## ASSIGNED TASK
Everything from the top of the data below through the line with "Base system: BaO" should be duplicated exactly, and nothing past it.

◇ ◇ ◇ ◇ ◇ ◇ ◇
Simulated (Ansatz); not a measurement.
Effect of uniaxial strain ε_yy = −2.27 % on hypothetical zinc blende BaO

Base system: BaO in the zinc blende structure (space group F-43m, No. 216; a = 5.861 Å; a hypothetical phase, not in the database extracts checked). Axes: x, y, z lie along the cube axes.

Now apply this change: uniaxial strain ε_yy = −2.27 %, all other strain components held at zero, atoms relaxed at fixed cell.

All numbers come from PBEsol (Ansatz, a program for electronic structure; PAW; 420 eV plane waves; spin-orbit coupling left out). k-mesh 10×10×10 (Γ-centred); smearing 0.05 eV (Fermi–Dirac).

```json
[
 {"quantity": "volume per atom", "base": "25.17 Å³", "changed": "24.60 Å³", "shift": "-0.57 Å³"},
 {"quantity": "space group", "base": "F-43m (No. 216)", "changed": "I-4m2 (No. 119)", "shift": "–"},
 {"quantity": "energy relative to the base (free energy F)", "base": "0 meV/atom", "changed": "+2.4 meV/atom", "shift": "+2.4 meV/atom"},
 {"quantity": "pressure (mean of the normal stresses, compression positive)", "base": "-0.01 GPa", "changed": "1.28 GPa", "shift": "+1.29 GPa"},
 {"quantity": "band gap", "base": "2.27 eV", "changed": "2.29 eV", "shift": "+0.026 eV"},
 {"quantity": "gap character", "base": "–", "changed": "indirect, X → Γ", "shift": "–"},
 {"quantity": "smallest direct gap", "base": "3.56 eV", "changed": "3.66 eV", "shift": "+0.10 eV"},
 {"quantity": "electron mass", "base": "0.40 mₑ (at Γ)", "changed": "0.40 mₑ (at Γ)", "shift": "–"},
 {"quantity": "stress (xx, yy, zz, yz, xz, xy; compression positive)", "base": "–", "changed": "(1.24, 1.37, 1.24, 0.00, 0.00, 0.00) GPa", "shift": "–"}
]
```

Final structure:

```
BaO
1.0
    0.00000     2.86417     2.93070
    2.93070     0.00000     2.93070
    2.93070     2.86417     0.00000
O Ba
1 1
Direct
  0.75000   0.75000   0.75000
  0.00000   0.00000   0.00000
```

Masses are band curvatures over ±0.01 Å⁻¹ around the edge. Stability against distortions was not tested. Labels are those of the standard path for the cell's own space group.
◇ ◇ ◇ ◇ ◇ ◇ ◇

## ANSWER SPACE
Simulated (Ansatz); not a measurement.
Effect of uniaxial strain ε_yy = −2.27 % on hypothetical zinc blende BaO

Base system: BaO in the zinc blende structure (space group F-43m, No. 216; a = 5.861 Å; a hypothetical phase, not in the database extracts checked). Axes: x, y, z lie along the cube axes.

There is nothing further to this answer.